(WORK REQUEST): Your task is to print every entry below exactly as given.

[[ INFORMATION SHOWN, beginning ]]
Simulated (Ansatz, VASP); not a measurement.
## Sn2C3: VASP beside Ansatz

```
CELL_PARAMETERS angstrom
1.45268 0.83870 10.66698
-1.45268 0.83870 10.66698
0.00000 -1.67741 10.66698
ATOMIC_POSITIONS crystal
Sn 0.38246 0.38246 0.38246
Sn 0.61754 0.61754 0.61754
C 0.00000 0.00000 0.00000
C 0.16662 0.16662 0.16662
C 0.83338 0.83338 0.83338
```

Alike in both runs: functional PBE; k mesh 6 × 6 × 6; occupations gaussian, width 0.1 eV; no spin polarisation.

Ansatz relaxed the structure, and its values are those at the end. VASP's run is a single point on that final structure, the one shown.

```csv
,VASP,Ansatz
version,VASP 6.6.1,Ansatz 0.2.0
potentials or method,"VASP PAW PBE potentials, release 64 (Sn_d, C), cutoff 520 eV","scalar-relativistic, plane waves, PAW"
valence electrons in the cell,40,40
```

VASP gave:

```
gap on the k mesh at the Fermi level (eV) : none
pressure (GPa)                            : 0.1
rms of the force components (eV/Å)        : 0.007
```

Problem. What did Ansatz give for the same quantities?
[[ INFORMATION SHOWN, end ]]

(YOUR SOLUTION):
Simulated (Ansatz, VASP); not a measurement.
## Sn2C3: VASP beside Ansatz

```
CELL_PARAMETERS angstrom
1.45268 0.83870 10.66698
-1.45268 0.83870 10.66698
0.00000 -1.67741 10.66698
ATOMIC_POSITIONS crystal
Sn 0.38246 0.38246 0.38246
Sn 0.61754 0.61754 0.61754
C 0.00000 0.00000 0.00000
C 0.16662 0.16662 0.16662
C 0.83338 0.83338 0.83338
```

Alike in both runs: functional PBE; k mesh 6 × 6 × 6; occupations gaussian, width 0.1 eV; no spin polarisation.

Ansatz relaxed the structure, and its values are those at the end. VASP's run is a single point on that final structure, the one shown.

```csv
,VASP,Ansatz
version,VASP 6.6.1,Ansatz 0.2.0
potentials or method,"VASP PAW PBE potentials, release 64 (Sn_d, C), cutoff 520 eV","scalar-relativistic, plane waves, PAW"
valence electrons in the cell,40,40
```

VASP gave:

```
gap on the k mesh at the Fermi level (eV) : none
pressure (GPa)                            : 0.1
rms of the force components (eV/Å)        : 0.007
```

Problem. What did Ansatz give for the same quantities?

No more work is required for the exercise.